Listed entries:
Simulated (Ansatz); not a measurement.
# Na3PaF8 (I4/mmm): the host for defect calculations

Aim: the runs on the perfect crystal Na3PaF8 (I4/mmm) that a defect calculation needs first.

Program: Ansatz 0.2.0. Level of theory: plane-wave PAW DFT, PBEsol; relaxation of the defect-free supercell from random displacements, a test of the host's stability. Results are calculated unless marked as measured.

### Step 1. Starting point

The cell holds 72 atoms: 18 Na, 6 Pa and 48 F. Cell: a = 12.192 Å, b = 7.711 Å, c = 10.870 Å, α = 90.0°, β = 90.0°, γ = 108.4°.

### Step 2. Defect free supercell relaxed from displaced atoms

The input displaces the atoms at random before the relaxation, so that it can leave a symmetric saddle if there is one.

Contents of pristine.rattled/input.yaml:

Work task:
Starting at the line that contains "Program: Ansatz 0.2.0." and stopping after the line that contains "### Step 2.", write out every line exactly as it appears above, and no other line.

Reply:
Program: Ansatz 0.2.0. Level of theory: plane-wave PAW DFT, PBEsol; relaxation of the defect-free supercell from random displacements, a test of the host's stability. Results are calculated unless marked as measured.

### Step 1. Starting point

The cell holds 72 atoms: 18 Na, 6 Pa and 48 F. Cell: a = 12.192 Å, b = 7.711 Å, c = 10.870 Å, α = 90.0°, β = 90.0°, γ = 108.4°.

### Step 2. Defect free supercell relaxed from displaced atoms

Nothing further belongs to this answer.